----------

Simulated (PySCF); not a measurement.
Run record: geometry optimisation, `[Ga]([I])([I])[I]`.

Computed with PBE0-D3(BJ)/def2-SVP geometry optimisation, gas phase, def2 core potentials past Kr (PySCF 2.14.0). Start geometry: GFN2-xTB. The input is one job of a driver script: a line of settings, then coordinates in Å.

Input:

----------

Each record must be duplicated exactly, with none missing.

Simulated (PySCF); not a measurement.
Run record: geometry optimisation, `[Ga]([I])([I])[I]`.

Computed with PBE0-D3(BJ)/def2-SVP geometry optimisation, gas phase, def2 core potentials past Kr (PySCF 2.14.0). Start geometry: GFN2-xTB. The input is one job of a driver script: a line of settings, then coordinates in Å.

Input:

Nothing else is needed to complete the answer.